________________
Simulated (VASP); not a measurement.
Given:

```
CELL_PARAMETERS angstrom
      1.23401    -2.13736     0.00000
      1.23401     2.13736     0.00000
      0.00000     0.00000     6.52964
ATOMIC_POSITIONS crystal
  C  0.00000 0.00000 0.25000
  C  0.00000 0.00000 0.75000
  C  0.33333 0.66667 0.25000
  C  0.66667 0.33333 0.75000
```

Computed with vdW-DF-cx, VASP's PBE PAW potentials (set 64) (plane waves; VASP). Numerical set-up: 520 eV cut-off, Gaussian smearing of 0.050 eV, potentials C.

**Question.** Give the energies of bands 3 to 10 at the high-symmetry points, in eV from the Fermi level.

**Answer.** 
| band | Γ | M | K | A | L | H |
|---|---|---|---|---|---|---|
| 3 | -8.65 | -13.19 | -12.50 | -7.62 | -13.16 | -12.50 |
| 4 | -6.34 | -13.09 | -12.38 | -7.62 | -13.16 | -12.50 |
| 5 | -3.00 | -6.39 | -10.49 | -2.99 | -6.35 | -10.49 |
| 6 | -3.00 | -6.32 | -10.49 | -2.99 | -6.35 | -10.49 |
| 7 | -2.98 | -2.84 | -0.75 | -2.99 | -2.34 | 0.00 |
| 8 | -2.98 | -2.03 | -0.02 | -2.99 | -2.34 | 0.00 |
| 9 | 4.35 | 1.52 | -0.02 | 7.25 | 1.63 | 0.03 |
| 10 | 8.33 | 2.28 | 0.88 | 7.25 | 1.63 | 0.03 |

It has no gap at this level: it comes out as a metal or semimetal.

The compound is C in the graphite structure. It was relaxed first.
________________

Work item. From the listing above, the lines starting with the one that has "-0.02 | 7.25 | 1.63 | 0.03 |" and running through the one that has "It has no gap" should be copied exactly, ends included.

Task response.
| 9 | 4.35 | 1.52 | -0.02 | 7.25 | 1.63 | 0.03 |
| 10 | 8.33 | 2.28 | 0.88 | 7.25 | 1.63 | 0.03 |

It has no gap at this level: it comes out as a metal or semimetal.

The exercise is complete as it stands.